§ Exercise: First find the line with "1. Products less" in the entries below, then set down exactly every line through the line with "2. With the", that line included.

§ Data provided:
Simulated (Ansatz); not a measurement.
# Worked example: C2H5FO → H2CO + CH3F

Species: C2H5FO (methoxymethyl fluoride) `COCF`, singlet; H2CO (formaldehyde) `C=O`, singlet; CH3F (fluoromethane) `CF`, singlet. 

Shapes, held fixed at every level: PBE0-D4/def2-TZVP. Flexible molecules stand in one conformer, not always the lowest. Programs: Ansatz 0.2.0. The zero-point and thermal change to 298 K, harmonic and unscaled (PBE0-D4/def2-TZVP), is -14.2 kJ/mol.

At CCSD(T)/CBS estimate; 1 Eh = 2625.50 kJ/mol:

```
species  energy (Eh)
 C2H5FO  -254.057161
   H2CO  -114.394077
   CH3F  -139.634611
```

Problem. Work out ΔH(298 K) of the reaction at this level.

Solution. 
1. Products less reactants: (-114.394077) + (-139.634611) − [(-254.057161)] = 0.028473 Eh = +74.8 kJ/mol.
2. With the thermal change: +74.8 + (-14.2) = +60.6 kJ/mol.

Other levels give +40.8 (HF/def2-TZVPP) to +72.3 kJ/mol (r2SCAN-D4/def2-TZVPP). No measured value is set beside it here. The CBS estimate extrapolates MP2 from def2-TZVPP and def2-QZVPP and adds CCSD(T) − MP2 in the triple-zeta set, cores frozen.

§ Answer section:
1. Products less reactants: (-114.394077) + (-139.634611) − [(-254.057161)] = 0.028473 Eh = +74.8 kJ/mol.
2. With the thermal change: +74.8 + (-14.2) = +60.6 kJ/mol.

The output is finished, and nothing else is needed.